= PROVIDED DATA =
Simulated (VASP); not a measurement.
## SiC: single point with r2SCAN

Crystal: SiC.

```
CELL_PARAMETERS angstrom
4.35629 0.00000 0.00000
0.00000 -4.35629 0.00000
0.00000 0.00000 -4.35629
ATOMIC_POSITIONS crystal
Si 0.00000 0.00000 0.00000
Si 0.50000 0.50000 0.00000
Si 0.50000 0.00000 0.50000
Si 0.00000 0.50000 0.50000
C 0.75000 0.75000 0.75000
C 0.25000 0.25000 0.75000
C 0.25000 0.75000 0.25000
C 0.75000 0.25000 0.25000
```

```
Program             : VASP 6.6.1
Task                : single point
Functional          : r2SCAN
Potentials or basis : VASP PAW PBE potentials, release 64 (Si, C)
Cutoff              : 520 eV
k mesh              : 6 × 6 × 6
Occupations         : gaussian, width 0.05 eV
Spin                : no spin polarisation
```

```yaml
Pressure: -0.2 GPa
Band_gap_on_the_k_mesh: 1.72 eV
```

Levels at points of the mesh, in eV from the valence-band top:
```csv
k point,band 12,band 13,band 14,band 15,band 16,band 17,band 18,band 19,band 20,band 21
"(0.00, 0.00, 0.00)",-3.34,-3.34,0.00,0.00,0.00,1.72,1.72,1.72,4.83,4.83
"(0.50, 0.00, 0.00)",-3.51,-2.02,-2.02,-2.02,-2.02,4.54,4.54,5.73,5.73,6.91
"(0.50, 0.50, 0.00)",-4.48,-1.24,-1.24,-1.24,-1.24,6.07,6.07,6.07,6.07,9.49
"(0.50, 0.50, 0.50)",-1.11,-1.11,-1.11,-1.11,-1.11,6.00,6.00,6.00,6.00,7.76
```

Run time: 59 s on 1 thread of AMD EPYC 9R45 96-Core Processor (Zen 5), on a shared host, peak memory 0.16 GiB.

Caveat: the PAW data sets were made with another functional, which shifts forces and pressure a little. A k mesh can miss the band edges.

= ASSIGNED TASK =
Only one stretch of the data above is needed. Restate it word for word, from the line containing "Levels at points" through the line containing "Run time: 59", both ends included.

= YOUR SOLUTION =
Levels at points of the mesh, in eV from the valence-band top:
```csv
k point,band 12,band 13,band 14,band 15,band 16,band 17,band 18,band 19,band 20,band 21
"(0.00, 0.00, 0.00)",-3.34,-3.34,0.00,0.00,0.00,1.72,1.72,1.72,4.83,4.83
"(0.50, 0.00, 0.00)",-3.51,-2.02,-2.02,-2.02,-2.02,4.54,4.54,5.73,5.73,6.91
"(0.50, 0.50, 0.00)",-4.48,-1.24,-1.24,-1.24,-1.24,6.07,6.07,6.07,6.07,9.49
"(0.50, 0.50, 0.50)",-1.11,-1.11,-1.11,-1.11,-1.11,6.00,6.00,6.00,6.00,7.76
```

Run time: 59 s on 1 thread of AMD EPYC 9R45 96-Core Processor (Zen 5), on a shared host, peak memory 0.16 GiB.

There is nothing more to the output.